⁂
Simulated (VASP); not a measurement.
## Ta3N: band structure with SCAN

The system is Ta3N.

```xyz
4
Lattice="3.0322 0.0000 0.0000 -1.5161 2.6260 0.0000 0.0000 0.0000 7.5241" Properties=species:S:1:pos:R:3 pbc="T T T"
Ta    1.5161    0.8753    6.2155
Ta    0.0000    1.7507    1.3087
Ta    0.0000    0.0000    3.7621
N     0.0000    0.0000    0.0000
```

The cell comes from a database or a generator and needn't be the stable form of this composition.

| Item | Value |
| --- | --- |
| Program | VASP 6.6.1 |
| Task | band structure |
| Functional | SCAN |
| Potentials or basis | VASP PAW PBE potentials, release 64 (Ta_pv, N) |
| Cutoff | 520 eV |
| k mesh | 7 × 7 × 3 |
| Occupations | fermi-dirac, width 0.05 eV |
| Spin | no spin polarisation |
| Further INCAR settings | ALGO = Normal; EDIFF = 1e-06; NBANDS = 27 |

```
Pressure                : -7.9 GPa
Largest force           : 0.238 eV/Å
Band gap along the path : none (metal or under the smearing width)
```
⁂

WORK REQUEST: In the answer, give the lines from the first line of the data through the line with "Functional | SCAN |", exactly as they appear and with no additions.

EXERCISE RESULT:
Simulated (VASP); not a measurement.
## Ta3N: band structure with SCAN

The system is Ta3N.

```xyz
4
Lattice="3.0322 0.0000 0.0000 -1.5161 2.6260 0.0000 0.0000 0.0000 7.5241" Properties=species:S:1:pos:R:3 pbc="T T T"
Ta    1.5161    0.8753    6.2155
Ta    0.0000    1.7507    1.3087
Ta    0.0000    0.0000    3.7621
N     0.0000    0.0000    0.0000
```

The cell comes from a database or a generator and needn't be the stable form of this composition.

| Item | Value |
| --- | --- |
| Program | VASP 6.6.1 |
| Task | band structure |
| Functional | SCAN |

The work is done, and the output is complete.